** Provided information **

_____

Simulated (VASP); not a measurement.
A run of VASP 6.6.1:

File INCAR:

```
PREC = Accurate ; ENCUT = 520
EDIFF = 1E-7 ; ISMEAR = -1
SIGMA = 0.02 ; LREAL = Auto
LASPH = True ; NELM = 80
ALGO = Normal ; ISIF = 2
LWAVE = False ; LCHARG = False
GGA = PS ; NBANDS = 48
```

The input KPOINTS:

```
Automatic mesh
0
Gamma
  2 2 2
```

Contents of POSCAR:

_____

** Requirement **
A verbatim copy of the listing is to be returned in full.

** Task solution **
Simulated (VASP); not a measurement.
A run of VASP 6.6.1:

File INCAR:

```
PREC = Accurate ; ENCUT = 520
EDIFF = 1E-7 ; ISMEAR = -1
SIGMA = 0.02 ; LREAL = Auto
LASPH = True ; NELM = 80
ALGO = Normal ; ISIF = 2
LWAVE = False ; LCHARG = False
GGA = PS ; NBANDS = 48
```

The input KPOINTS:

```
Automatic mesh
0
Gamma
  2 2 2
```

Contents of POSCAR:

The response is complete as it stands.